- **MATERIAL SUPPLIED**
====

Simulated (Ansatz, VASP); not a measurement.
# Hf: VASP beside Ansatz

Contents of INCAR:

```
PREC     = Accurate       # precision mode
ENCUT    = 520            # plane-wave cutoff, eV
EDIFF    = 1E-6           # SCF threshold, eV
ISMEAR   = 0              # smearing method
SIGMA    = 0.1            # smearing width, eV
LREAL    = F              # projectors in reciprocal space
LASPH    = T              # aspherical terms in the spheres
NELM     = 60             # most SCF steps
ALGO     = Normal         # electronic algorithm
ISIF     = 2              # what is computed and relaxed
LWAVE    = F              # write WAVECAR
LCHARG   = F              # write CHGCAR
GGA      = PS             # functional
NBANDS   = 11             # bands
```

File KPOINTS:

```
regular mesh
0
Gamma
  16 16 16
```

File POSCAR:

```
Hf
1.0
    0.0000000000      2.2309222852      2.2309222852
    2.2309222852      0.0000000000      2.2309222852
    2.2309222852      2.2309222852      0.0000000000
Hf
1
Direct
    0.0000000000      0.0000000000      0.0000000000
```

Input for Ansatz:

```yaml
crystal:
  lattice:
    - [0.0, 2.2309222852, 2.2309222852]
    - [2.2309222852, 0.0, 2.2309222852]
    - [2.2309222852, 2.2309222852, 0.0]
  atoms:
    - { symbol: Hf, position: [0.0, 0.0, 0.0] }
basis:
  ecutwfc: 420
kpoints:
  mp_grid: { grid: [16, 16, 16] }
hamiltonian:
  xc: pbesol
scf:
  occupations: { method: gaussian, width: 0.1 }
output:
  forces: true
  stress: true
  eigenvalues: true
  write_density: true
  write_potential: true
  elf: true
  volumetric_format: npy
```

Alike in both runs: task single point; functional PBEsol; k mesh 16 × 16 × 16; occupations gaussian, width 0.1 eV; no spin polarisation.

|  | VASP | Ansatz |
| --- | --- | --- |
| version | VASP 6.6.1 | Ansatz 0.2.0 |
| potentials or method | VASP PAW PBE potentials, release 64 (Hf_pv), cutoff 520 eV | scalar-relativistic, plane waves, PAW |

====

- **WORK ORDER**
Reproduce exactly the lines from the beginning of the entries above up to and including the line that contains "Ansatz 0.2.0 |".

- **EXERCISE OUTPUT**
Simulated (Ansatz, VASP); not a measurement.
# Hf: VASP beside Ansatz

Contents of INCAR:

```
PREC     = Accurate       # precision mode
ENCUT    = 520            # plane-wave cutoff, eV
EDIFF    = 1E-6           # SCF threshold, eV
ISMEAR   = 0              # smearing method
SIGMA    = 0.1            # smearing width, eV
LREAL    = F              # projectors in reciprocal space
LASPH    = T              # aspherical terms in the spheres
NELM     = 60             # most SCF steps
ALGO     = Normal         # electronic algorithm
ISIF     = 2              # what is computed and relaxed
LWAVE    = F              # write WAVECAR
LCHARG   = F              # write CHGCAR
GGA      = PS             # functional
NBANDS   = 11             # bands
```

File KPOINTS:

```
regular mesh
0
Gamma
  16 16 16
```

File POSCAR:

```
Hf
1.0
    0.0000000000      2.2309222852      2.2309222852
    2.2309222852      0.0000000000      2.2309222852
    2.2309222852      2.2309222852      0.0000000000
Hf
1
Direct
    0.0000000000      0.0000000000      0.0000000000
```

Input for Ansatz:

```yaml
crystal:
  lattice:
    - [0.0, 2.2309222852, 2.2309222852]
    - [2.2309222852, 0.0, 2.2309222852]
    - [2.2309222852, 2.2309222852, 0.0]
  atoms:
    - { symbol: Hf, position: [0.0, 0.0, 0.0] }
basis:
  ecutwfc: 420
kpoints:
  mp_grid: { grid: [16, 16, 16] }
hamiltonian:
  xc: pbesol
scf:
  occupations: { method: gaussian, width: 0.1 }
output:
  forces: true
  stress: true
  eigenvalues: true
  write_density: true
  write_potential: true
  elf: true
  volumetric_format: npy
```

Alike in both runs: task single point; functional PBEsol; k mesh 16 × 16 × 16; occupations gaussian, width 0.1 eV; no spin polarisation.

|  | VASP | Ansatz |
| --- | --- | --- |
| version | VASP 6.6.1 | Ansatz 0.2.0 |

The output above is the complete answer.